Records shown ->
*** Block opens ***

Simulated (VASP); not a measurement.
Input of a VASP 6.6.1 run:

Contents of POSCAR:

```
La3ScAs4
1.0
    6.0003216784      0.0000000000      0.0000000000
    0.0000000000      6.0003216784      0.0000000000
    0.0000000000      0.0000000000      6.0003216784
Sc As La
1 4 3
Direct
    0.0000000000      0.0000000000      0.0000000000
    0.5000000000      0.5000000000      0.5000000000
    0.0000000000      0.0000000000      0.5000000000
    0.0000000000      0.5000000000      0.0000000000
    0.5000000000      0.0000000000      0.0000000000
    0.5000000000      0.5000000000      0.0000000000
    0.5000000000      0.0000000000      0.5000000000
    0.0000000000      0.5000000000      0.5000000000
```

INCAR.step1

*** Block closes ***

Return all data verbatim.

Worked solution ->
Simulated (VASP); not a measurement.
Input of a VASP 6.6.1 run:

Contents of POSCAR:

```
La3ScAs4
1.0
    6.0003216784      0.0000000000      0.0000000000
    0.0000000000      6.0003216784      0.0000000000
    0.0000000000      0.0000000000      6.0003216784
Sc As La
1 4 3
Direct
    0.0000000000      0.0000000000      0.0000000000
    0.5000000000      0.5000000000      0.5000000000
    0.0000000000      0.0000000000      0.5000000000
    0.0000000000      0.5000000000      0.0000000000
    0.5000000000      0.0000000000      0.0000000000
    0.5000000000      0.5000000000      0.0000000000
    0.5000000000      0.0000000000      0.5000000000
    0.0000000000      0.5000000000      0.5000000000
```

INCAR.step1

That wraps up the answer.